*BRIEF*
Keeping every line intact, repeat the data word for word.

*EXTRACTED ENTRIES*
_ _ _ _

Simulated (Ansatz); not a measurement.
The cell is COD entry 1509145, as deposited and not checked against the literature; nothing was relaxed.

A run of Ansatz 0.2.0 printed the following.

_ _ _ _

*TASK SOLUTION*
Simulated (Ansatz); not a measurement.
The cell is COD entry 1509145, as deposited and not checked against the literature; nothing was relaxed.

A run of Ansatz 0.2.0 printed the following.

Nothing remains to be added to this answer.